- Task item
All of the material must be duplicated exactly, line by line.

___ Dataset extract
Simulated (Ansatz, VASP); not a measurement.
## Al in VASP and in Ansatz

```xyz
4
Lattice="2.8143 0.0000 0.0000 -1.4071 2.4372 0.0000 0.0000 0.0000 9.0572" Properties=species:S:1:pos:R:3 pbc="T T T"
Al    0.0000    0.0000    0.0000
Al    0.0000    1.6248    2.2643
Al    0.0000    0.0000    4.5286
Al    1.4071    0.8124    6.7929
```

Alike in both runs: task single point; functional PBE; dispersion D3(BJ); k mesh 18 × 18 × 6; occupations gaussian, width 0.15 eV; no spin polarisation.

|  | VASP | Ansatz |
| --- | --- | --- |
______

- Expected answer
Simulated (Ansatz, VASP); not a measurement.
## Al in VASP and in Ansatz

```xyz
4
Lattice="2.8143 0.0000 0.0000 -1.4071 2.4372 0.0000 0.0000 0.0000 9.0572" Properties=species:S:1:pos:R:3 pbc="T T T"
Al    0.0000    0.0000    0.0000
Al    0.0000    1.6248    2.2643
Al    0.0000    0.0000    4.5286
Al    1.4071    0.8124    6.7929
```

Alike in both runs: task single point; functional PBE; dispersion D3(BJ); k mesh 18 × 18 × 6; occupations gaussian, width 0.15 eV; no spin polarisation.

|  | VASP | Ansatz |
| --- | --- | --- |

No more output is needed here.